**Source data**:
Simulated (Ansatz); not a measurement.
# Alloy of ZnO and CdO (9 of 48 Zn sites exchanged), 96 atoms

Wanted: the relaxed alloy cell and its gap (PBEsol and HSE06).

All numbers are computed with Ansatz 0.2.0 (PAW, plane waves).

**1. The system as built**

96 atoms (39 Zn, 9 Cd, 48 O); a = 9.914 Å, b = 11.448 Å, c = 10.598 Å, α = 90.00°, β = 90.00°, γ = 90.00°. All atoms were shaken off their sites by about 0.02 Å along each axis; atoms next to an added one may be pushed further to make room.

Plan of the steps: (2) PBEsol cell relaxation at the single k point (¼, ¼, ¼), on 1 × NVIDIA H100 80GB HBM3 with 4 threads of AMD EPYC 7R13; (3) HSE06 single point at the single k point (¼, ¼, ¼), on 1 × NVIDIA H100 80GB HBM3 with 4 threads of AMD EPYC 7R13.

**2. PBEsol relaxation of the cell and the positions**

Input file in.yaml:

**Work instruction**: Everything from the first line of the records above to the line containing "system as built**", inclusive, should be repeated exactly; leave out the rest.

**Result**:
Simulated (Ansatz); not a measurement.
# Alloy of ZnO and CdO (9 of 48 Zn sites exchanged), 96 atoms

Wanted: the relaxed alloy cell and its gap (PBEsol and HSE06).

All numbers are computed with Ansatz 0.2.0 (PAW, plane waves).

**1. The system as built**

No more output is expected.